> _Data provided_
──────────────────────────────

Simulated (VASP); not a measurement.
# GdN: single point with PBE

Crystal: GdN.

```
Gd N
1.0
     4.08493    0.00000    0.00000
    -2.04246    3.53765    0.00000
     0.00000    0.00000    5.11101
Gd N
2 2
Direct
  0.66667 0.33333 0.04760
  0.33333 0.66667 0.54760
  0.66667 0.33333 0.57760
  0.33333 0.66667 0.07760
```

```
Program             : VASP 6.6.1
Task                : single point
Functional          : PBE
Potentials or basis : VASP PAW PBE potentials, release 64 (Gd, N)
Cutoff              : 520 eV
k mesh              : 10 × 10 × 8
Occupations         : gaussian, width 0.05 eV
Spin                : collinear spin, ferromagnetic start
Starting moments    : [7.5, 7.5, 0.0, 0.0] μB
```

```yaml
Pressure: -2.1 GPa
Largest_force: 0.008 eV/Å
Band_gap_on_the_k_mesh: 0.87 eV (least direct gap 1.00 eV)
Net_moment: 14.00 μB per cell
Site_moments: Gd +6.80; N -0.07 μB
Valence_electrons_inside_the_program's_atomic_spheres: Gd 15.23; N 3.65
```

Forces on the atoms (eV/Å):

──────────────────────────────

> _Exercise_
Line by line, reproduce the data exactly as given.

> _Task answer_
Simulated (VASP); not a measurement.
# GdN: single point with PBE

Crystal: GdN.

```
Gd N
1.0
     4.08493    0.00000    0.00000
    -2.04246    3.53765    0.00000
     0.00000    0.00000    5.11101
Gd N
2 2
Direct
  0.66667 0.33333 0.04760
  0.33333 0.66667 0.54760
  0.66667 0.33333 0.57760
  0.33333 0.66667 0.07760
```

```
Program             : VASP 6.6.1
Task                : single point
Functional          : PBE
Potentials or basis : VASP PAW PBE potentials, release 64 (Gd, N)
Cutoff              : 520 eV
k mesh              : 10 × 10 × 8
Occupations         : gaussian, width 0.05 eV
Spin                : collinear spin, ferromagnetic start
Starting moments    : [7.5, 7.5, 0.0, 0.0] μB
```

```yaml
Pressure: -2.1 GPa
Largest_force: 0.008 eV/Å
Band_gap_on_the_k_mesh: 0.87 eV (least direct gap 1.00 eV)
Net_moment: 14.00 μB per cell
Site_moments: Gd +6.80; N -0.07 μB
Valence_electrons_inside_the_program's_atomic_spheres: Gd 15.23; N 3.65
```

Forces on the atoms (eV/Å):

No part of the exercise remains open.